=== THE DATA ===
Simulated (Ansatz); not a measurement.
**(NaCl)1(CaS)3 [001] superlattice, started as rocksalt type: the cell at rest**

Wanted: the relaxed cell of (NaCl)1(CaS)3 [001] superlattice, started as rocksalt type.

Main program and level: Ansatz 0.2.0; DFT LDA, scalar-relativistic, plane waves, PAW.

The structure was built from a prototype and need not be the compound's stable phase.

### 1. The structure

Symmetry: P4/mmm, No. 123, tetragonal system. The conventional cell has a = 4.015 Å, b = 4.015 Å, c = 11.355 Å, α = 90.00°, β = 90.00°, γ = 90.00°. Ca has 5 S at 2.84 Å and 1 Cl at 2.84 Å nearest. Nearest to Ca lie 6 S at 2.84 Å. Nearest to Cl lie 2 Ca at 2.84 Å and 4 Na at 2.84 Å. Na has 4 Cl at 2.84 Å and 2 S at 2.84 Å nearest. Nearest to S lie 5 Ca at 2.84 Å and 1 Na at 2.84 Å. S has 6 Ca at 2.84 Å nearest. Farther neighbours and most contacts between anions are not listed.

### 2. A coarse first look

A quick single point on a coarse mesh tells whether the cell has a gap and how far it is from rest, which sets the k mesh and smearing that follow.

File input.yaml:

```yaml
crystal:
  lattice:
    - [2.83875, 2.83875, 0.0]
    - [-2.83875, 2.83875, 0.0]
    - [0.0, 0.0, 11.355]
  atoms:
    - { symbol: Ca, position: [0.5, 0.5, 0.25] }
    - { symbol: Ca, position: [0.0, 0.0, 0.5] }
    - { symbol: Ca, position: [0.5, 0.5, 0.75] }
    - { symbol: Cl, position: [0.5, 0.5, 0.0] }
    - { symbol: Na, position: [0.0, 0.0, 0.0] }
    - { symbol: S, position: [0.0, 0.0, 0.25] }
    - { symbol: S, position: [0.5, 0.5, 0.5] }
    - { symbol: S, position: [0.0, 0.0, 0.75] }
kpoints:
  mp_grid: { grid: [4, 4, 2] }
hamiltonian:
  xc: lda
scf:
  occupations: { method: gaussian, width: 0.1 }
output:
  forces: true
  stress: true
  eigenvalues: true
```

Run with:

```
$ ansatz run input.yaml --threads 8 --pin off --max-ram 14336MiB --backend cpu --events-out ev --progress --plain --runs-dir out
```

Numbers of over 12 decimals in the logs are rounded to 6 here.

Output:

=== ACTIVITY ===
Looking at the records above, return exactly the lines from the line with "The structure was" to the line with "### 1. The structure", both ends included.

=== SOLUTION ===
The structure was built from a prototype and need not be the compound's stable phase.

### 1. The structure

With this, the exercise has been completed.